◆ Work item ◆
What do the lines say, reproduced word for word, from the first of the entries below through the line bearing "Orbital energies (eV): HOMO-3"?

....................

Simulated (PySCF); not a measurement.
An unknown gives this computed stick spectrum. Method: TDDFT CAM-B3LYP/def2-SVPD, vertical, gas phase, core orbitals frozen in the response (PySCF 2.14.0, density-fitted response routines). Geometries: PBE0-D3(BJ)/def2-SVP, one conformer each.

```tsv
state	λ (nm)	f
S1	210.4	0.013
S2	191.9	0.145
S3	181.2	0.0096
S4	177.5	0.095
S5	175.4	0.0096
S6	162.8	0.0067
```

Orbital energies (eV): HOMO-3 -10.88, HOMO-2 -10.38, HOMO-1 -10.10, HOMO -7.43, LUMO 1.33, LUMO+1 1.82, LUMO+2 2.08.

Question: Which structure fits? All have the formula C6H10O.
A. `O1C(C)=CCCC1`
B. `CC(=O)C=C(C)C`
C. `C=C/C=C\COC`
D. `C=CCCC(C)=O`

....................

◆ Response ◆
Simulated (PySCF); not a measurement.
An unknown gives this computed stick spectrum. Method: TDDFT CAM-B3LYP/def2-SVPD, vertical, gas phase, core orbitals frozen in the response (PySCF 2.14.0, density-fitted response routines). Geometries: PBE0-D3(BJ)/def2-SVP, one conformer each.

```tsv
state	λ (nm)	f
S1	210.4	0.013
S2	191.9	0.145
S3	181.2	0.0096
S4	177.5	0.095
S5	175.4	0.0096
S6	162.8	0.0067
```

Orbital energies (eV): HOMO-3 -10.88, HOMO-2 -10.38, HOMO-1 -10.10, HOMO -7.43, LUMO 1.33, LUMO+1 1.82, LUMO+2 2.08.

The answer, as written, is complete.